TASK ITEM → The answer is to be an exact copy of the lines below running from the line with "VASP 6.6.1 |" down to the line with "spin polarisation |", both ends included, and nothing more.

----- RECORD EXTRACTS

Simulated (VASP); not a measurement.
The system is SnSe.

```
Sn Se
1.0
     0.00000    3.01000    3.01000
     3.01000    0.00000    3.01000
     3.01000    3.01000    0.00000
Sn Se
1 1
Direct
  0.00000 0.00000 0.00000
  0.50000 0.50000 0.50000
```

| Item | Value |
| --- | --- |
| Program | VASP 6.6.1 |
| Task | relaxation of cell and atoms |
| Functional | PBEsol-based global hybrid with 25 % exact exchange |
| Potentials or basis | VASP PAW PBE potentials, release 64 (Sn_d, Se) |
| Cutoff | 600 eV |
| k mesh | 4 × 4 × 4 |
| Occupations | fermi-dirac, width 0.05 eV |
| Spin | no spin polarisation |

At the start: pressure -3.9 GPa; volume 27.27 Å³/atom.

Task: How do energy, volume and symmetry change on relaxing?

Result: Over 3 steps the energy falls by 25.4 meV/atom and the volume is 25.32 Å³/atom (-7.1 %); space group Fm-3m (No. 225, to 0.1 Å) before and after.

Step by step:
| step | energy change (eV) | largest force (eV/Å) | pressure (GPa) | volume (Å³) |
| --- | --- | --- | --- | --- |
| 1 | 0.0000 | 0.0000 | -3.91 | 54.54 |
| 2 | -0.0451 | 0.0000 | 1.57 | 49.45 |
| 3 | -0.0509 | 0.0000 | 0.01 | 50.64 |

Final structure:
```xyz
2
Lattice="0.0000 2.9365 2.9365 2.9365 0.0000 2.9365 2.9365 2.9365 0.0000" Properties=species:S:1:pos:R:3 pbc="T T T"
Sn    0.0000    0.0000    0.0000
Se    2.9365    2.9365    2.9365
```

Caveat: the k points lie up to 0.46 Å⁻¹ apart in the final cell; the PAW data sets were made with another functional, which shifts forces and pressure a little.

----------

RESULT →
| Program | VASP 6.6.1 |
| Task | relaxation of cell and atoms |
| Functional | PBEsol-based global hybrid with 25 % exact exchange |
| Potentials or basis | VASP PAW PBE potentials, release 64 (Sn_d, Se) |
| Cutoff | 600 eV |
| k mesh | 4 × 4 × 4 |
| Occupations | fermi-dirac, width 0.05 eV |
| Spin | no spin polarisation |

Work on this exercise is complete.